* _RECORD EXCERPTS_:
===============
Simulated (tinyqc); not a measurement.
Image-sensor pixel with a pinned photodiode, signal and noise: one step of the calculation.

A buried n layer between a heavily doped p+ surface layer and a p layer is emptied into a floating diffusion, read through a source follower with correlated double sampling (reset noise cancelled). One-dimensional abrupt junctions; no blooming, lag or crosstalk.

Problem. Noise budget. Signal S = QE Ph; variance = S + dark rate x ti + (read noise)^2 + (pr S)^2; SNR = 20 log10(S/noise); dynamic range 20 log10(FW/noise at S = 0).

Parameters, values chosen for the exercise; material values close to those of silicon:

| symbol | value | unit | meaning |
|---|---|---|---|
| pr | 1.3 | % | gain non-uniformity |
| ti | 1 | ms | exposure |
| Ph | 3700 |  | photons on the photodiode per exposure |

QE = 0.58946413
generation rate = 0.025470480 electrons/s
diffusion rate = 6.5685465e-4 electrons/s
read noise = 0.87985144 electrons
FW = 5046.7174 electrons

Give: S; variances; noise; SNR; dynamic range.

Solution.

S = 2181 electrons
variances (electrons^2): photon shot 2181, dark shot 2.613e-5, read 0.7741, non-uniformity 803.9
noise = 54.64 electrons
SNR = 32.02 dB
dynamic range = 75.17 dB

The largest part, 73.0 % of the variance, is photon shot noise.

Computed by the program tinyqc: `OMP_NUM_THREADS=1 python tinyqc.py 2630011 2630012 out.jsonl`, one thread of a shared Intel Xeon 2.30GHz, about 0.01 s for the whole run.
===============

* _BRIEF_:
Begin at the first line of the material above. Transcribe each line exactly, ending with the line that contains "ms | exposure |".

* _YOUR RESPONSE_:
Simulated (tinyqc); not a measurement.
Image-sensor pixel with a pinned photodiode, signal and noise: one step of the calculation.

A buried n layer between a heavily doped p+ surface layer and a p layer is emptied into a floating diffusion, read through a source follower with correlated double sampling (reset noise cancelled). One-dimensional abrupt junctions; no blooming, lag or crosstalk.

Problem. Noise budget. Signal S = QE Ph; variance = S + dark rate x ti + (read noise)^2 + (pr S)^2; SNR = 20 log10(S/noise); dynamic range 20 log10(FW/noise at S = 0).

Parameters, values chosen for the exercise; material values close to those of silicon:

| symbol | value | unit | meaning |
|---|---|---|---|
| pr | 1.3 | % | gain non-uniformity |
| ti | 1 | ms | exposure |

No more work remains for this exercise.